# Work task
Find the line containing "Property | Result |" in the entries below. Restate it and each line after it, word for word, up to and including the line containing "Hardware: 1 thread".

---------- Entries shown

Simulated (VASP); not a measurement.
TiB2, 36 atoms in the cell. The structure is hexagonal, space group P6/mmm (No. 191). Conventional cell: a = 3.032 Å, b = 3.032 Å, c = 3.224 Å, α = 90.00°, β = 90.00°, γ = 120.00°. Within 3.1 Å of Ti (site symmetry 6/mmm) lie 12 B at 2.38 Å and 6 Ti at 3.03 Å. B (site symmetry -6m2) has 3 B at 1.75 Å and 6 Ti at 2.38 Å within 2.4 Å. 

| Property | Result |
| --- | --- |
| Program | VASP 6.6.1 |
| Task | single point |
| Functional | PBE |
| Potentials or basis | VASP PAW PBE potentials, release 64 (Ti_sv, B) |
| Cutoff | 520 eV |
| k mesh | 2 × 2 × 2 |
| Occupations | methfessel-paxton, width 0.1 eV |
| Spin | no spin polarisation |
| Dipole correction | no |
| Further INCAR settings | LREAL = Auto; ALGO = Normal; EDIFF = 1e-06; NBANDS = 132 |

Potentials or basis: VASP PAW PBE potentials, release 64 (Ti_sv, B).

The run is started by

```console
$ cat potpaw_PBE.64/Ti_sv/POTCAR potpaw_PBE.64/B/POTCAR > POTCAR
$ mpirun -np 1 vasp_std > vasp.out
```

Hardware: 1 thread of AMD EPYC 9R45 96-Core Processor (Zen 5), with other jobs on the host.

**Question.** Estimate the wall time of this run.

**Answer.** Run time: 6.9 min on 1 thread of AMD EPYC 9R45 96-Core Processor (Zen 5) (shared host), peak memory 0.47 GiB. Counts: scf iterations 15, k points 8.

--------------------

# Written reply
| Property | Result |
| --- | --- |
| Program | VASP 6.6.1 |
| Task | single point |
| Functional | PBE |
| Potentials or basis | VASP PAW PBE potentials, release 64 (Ti_sv, B) |
| Cutoff | 520 eV |
| k mesh | 2 × 2 × 2 |
| Occupations | methfessel-paxton, width 0.1 eV |
| Spin | no spin polarisation |
| Dipole correction | no |
| Further INCAR settings | LREAL = Auto; ALGO = Normal; EDIFF = 1e-06; NBANDS = 132 |

Potentials or basis: VASP PAW PBE potentials, release 64 (Ti_sv, B).

The run is started by

```console
$ cat potpaw_PBE.64/Ti_sv/POTCAR potpaw_PBE.64/B/POTCAR > POTCAR
$ mpirun -np 1 vasp_std > vasp.out
```

Hardware: 1 thread of AMD EPYC 9R45 96-Core Processor (Zen 5), with other jobs on the host.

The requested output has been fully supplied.